* [Brief]: Word for word, return the lines from the top of the listing to the line containing "Q: Order the", both ends included, and no others.

* [Supplied records]:
^^^^^^^^^^^^^^^^
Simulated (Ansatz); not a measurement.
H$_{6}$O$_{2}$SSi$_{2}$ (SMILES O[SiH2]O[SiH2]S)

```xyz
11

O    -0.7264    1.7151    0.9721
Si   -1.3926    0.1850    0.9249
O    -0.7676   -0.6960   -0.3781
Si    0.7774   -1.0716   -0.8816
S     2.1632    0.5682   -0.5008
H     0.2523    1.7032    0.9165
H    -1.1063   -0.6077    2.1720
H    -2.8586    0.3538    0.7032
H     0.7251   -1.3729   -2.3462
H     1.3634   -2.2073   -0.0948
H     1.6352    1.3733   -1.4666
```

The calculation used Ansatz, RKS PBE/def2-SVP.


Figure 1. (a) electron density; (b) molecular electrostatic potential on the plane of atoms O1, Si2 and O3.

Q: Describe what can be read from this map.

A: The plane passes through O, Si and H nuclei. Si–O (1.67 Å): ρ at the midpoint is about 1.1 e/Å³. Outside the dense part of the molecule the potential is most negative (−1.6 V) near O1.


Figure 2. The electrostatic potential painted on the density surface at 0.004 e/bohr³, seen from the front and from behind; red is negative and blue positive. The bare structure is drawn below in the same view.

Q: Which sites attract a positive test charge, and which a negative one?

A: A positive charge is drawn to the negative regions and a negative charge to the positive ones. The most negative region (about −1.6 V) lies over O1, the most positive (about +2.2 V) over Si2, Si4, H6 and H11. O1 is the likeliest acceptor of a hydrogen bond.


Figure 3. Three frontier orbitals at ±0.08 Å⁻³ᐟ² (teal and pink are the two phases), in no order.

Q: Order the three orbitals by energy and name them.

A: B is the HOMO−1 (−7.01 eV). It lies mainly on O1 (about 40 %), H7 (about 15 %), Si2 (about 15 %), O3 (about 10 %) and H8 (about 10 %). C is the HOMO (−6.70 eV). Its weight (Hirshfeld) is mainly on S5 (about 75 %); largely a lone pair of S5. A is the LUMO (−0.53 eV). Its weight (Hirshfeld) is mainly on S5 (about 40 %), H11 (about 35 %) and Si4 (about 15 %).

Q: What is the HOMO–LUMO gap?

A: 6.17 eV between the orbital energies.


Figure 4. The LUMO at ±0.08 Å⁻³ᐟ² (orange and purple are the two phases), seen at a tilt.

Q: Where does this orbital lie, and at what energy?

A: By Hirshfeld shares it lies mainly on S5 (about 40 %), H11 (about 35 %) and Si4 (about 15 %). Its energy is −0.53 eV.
^^^^^^^^^^^^^^^^

* [Written solution]:
Simulated (Ansatz); not a measurement.
H$_{6}$O$_{2}$SSi$_{2}$ (SMILES O[SiH2]O[SiH2]S)

```xyz
11

O    -0.7264    1.7151    0.9721
Si   -1.3926    0.1850    0.9249
O    -0.7676   -0.6960   -0.3781
Si    0.7774   -1.0716   -0.8816
S     2.1632    0.5682   -0.5008
H     0.2523    1.7032    0.9165
H    -1.1063   -0.6077    2.1720
H    -2.8586    0.3538    0.7032
H     0.7251   -1.3729   -2.3462
H     1.3634   -2.2073   -0.0948
H     1.6352    1.3733   -1.4666
```

The calculation used Ansatz, RKS PBE/def2-SVP.


Figure 1. (a) electron density; (b) molecular electrostatic potential on the plane of atoms O1, Si2 and O3.

Q: Describe what can be read from this map.

A: The plane passes through O, Si and H nuclei. Si–O (1.67 Å): ρ at the midpoint is about 1.1 e/Å³. Outside the dense part of the molecule the potential is most negative (−1.6 V) near O1.


Figure 2. The electrostatic potential painted on the density surface at 0.004 e/bohr³, seen from the front and from behind; red is negative and blue positive. The bare structure is drawn below in the same view.

Q: Which sites attract a positive test charge, and which a negative one?

A: A positive charge is drawn to the negative regions and a negative charge to the positive ones. The most negative region (about −1.6 V) lies over O1, the most positive (about +2.2 V) over Si2, Si4, H6 and H11. O1 is the likeliest acceptor of a hydrogen bond.


Figure 3. Three frontier orbitals at ±0.08 Å⁻³ᐟ² (teal and pink are the two phases), in no order.

Q: Order the three orbitals by energy and name them.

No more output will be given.